*** STORED DATA Section Begins ***
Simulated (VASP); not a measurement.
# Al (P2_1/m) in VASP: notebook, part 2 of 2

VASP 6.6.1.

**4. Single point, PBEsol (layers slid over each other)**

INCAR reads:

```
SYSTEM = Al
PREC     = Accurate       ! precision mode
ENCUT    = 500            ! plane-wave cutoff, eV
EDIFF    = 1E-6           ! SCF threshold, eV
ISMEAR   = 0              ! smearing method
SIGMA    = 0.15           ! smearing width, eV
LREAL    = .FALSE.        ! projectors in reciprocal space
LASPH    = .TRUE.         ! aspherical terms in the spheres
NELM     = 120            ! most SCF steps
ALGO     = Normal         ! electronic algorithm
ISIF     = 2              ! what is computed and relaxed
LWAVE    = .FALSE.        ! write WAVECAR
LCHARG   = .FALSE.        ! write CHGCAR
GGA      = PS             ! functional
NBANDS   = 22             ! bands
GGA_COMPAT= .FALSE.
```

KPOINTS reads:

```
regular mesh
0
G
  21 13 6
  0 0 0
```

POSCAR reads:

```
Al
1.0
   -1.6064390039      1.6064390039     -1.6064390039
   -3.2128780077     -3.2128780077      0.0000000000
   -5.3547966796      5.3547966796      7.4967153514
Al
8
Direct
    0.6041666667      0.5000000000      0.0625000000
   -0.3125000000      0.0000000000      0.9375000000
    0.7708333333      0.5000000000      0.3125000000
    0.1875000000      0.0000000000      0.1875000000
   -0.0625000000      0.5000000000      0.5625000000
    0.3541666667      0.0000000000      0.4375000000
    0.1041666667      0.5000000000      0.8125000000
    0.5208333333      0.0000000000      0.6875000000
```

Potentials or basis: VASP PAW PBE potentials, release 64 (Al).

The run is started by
*** STORED DATA Section Ends ***

**BRIEF**
Each line above must be retyped exactly.

**EXERCISE RESPONSE**
Simulated (VASP); not a measurement.
# Al (P2_1/m) in VASP: notebook, part 2 of 2

VASP 6.6.1.

**4. Single point, PBEsol (layers slid over each other)**

INCAR reads:

```
SYSTEM = Al
PREC     = Accurate       ! precision mode
ENCUT    = 500            ! plane-wave cutoff, eV
EDIFF    = 1E-6           ! SCF threshold, eV
ISMEAR   = 0              ! smearing method
SIGMA    = 0.15           ! smearing width, eV
LREAL    = .FALSE.        ! projectors in reciprocal space
LASPH    = .TRUE.         ! aspherical terms in the spheres
NELM     = 120            ! most SCF steps
ALGO     = Normal         ! electronic algorithm
ISIF     = 2              ! what is computed and relaxed
LWAVE    = .FALSE.        ! write WAVECAR
LCHARG   = .FALSE.        ! write CHGCAR
GGA      = PS             ! functional
NBANDS   = 22             ! bands
GGA_COMPAT= .FALSE.
```

KPOINTS reads:

```
regular mesh
0
G
  21 13 6
  0 0 0
```

POSCAR reads:

```
Al
1.0
   -1.6064390039      1.6064390039     -1.6064390039
   -3.2128780077     -3.2128780077      0.0000000000
   -5.3547966796      5.3547966796      7.4967153514
Al
8
Direct
    0.6041666667      0.5000000000      0.0625000000
   -0.3125000000      0.0000000000      0.9375000000
    0.7708333333      0.5000000000      0.3125000000
    0.1875000000      0.0000000000      0.1875000000
   -0.0625000000      0.5000000000      0.5625000000
    0.3541666667      0.0000000000      0.4375000000
    0.1041666667      0.5000000000      0.8125000000
    0.5208333333      0.0000000000      0.6875000000
```

Potentials or basis: VASP PAW PBE potentials, release 64 (Al).

The run is started by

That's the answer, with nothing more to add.